[Opening DATA SHOWN section]

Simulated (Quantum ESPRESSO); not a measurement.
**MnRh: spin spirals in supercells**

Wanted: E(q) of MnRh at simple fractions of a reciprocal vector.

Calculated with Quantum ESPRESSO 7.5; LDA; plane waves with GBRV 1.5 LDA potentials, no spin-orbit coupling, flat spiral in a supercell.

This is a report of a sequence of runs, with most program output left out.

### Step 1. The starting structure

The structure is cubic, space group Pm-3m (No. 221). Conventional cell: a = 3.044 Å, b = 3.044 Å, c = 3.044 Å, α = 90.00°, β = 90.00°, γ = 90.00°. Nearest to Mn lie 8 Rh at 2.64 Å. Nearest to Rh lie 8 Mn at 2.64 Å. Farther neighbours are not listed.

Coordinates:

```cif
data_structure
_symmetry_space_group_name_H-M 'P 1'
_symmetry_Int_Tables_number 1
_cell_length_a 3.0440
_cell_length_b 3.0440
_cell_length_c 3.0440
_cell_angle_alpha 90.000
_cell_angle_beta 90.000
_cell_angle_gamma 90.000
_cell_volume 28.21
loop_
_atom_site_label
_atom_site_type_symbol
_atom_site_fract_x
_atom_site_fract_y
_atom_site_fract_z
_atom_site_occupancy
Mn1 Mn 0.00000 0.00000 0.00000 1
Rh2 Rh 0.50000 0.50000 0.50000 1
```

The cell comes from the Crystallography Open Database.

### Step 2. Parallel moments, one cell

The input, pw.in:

[Closing DATA SHOWN section]

# WORK INSTRUCTION
Look above for the line holding "Wanted: E(q) of", then set down exactly that line and every line after it up to and including the line holding "### Step 1. The starting structure", with nothing else.

# WRITTEN REPLY
Wanted: E(q) of MnRh at simple fractions of a reciprocal vector.

Calculated with Quantum ESPRESSO 7.5; LDA; plane waves with GBRV 1.5 LDA potentials, no spin-orbit coupling, flat spiral in a supercell.

This is a report of a sequence of runs, with most program output left out.

### Step 1. The starting structure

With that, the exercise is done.